###

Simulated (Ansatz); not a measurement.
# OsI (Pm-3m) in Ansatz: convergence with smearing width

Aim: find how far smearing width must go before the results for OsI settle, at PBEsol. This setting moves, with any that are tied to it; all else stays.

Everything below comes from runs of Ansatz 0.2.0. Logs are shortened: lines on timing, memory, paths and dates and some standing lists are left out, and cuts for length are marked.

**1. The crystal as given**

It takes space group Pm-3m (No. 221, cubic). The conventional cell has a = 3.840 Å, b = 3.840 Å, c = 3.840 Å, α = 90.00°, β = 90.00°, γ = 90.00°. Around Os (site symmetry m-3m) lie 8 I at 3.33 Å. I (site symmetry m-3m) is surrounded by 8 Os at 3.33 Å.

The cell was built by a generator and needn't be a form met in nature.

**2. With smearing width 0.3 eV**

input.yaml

###

**Requirement:** Give the records again, complete and exact.

**Exercise result:**
Simulated (Ansatz); not a measurement.
# OsI (Pm-3m) in Ansatz: convergence with smearing width

Aim: find how far smearing width must go before the results for OsI settle, at PBEsol. This setting moves, with any that are tied to it; all else stays.

Everything below comes from runs of Ansatz 0.2.0. Logs are shortened: lines on timing, memory, paths and dates and some standing lists are left out, and cuts for length are marked.

**1. The crystal as given**

It takes space group Pm-3m (No. 221, cubic). The conventional cell has a = 3.840 Å, b = 3.840 Å, c = 3.840 Å, α = 90.00°, β = 90.00°, γ = 90.00°. Around Os (site symmetry m-3m) lie 8 I at 3.33 Å. I (site symmetry m-3m) is surrounded by 8 Os at 3.33 Å.

The cell was built by a generator and needn't be a form met in nature.

**2. With smearing width 0.3 eV**

input.yaml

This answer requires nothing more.